# Assignment
Reproduce the entries exactly as they appear below.

# Extracted data
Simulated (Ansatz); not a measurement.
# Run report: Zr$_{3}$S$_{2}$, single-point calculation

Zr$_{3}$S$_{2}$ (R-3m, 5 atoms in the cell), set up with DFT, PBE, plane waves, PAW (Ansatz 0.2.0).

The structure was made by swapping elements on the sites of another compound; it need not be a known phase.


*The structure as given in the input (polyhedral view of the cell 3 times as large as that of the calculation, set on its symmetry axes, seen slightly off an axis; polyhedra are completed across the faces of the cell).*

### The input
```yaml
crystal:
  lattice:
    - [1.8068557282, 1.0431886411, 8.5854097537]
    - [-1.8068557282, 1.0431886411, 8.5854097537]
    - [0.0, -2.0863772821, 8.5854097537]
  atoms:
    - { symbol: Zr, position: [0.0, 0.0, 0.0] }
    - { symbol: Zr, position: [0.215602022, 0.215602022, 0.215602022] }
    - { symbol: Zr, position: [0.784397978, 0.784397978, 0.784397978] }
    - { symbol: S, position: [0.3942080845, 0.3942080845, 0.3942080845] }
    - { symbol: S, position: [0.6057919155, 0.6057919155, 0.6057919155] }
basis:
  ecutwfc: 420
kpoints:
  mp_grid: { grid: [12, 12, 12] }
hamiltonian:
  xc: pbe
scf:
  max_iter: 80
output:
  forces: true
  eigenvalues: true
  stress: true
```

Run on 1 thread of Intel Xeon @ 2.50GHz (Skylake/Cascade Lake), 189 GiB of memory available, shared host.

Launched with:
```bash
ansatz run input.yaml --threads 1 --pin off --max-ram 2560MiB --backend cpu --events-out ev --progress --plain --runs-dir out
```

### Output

# Expected answer
Simulated (Ansatz); not a measurement.
# Run report: Zr$_{3}$S$_{2}$, single-point calculation

Zr$_{3}$S$_{2}$ (R-3m, 5 atoms in the cell), set up with DFT, PBE, plane waves, PAW (Ansatz 0.2.0).

The structure was made by swapping elements on the sites of another compound; it need not be a known phase.


*The structure as given in the input (polyhedral view of the cell 3 times as large as that of the calculation, set on its symmetry axes, seen slightly off an axis; polyhedra are completed across the faces of the cell).*

### The input
```yaml
crystal:
  lattice:
    - [1.8068557282, 1.0431886411, 8.5854097537]
    - [-1.8068557282, 1.0431886411, 8.5854097537]
    - [0.0, -2.0863772821, 8.5854097537]
  atoms:
    - { symbol: Zr, position: [0.0, 0.0, 0.0] }
    - { symbol: Zr, position: [0.215602022, 0.215602022, 0.215602022] }
    - { symbol: Zr, position: [0.784397978, 0.784397978, 0.784397978] }
    - { symbol: S, position: [0.3942080845, 0.3942080845, 0.3942080845] }
    - { symbol: S, position: [0.6057919155, 0.6057919155, 0.6057919155] }
basis:
  ecutwfc: 420
kpoints:
  mp_grid: { grid: [12, 12, 12] }
hamiltonian:
  xc: pbe
scf:
  max_iter: 80
output:
  forces: true
  eigenvalues: true
  stress: true
```

Run on 1 thread of Intel Xeon @ 2.50GHz (Skylake/Cascade Lake), 189 GiB of memory available, shared host.

Launched with:
```bash
ansatz run input.yaml --threads 1 --pin off --max-ram 2560MiB --backend cpu --events-out ev --progress --plain --runs-dir out
```

### Output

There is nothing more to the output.